Extracted information:
▶

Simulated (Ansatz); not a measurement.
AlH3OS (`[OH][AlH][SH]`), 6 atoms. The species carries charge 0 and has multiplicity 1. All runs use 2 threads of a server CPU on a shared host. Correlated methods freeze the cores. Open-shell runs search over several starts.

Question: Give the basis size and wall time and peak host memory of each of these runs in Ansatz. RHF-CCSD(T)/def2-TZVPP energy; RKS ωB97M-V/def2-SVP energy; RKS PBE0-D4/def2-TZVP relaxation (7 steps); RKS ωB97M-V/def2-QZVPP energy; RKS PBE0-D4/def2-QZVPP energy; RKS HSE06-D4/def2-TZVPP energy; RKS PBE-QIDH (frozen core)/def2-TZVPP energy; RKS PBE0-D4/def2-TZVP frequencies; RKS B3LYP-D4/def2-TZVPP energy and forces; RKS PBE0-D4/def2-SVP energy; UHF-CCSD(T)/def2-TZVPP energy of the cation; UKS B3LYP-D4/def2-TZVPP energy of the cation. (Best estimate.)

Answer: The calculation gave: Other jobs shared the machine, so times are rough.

◀

Repeat word for word every line from the start of the entries to the line holding "over several starts.", inclusive, and nothing else.

Simulated (Ansatz); not a measurement.
AlH3OS (`[OH][AlH][SH]`), 6 atoms. The species carries charge 0 and has multiplicity 1. All runs use 2 threads of a server CPU on a shared host. Correlated methods freeze the cores. Open-shell runs search over several starts.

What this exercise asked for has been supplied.